Segment Open

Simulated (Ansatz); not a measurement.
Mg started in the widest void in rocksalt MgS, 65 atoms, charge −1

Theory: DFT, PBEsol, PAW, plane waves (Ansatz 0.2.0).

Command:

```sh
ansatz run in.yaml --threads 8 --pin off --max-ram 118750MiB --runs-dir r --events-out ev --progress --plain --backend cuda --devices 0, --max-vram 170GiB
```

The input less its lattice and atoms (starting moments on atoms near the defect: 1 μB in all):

Segment Closed

WORK ORDER:
Each entry above is to be transcribed without alteration.

TASK SOLUTION:
Simulated (Ansatz); not a measurement.
Mg started in the widest void in rocksalt MgS, 65 atoms, charge −1

Theory: DFT, PBEsol, PAW, plane waves (Ansatz 0.2.0).

Command:

```sh
ansatz run in.yaml --threads 8 --pin off --max-ram 118750MiB --runs-dir r --events-out ev --progress --plain --backend cuda --devices 0, --max-vram 170GiB
```

The input less its lattice and atoms (starting moments on atoms near the defect: 1 μB in all):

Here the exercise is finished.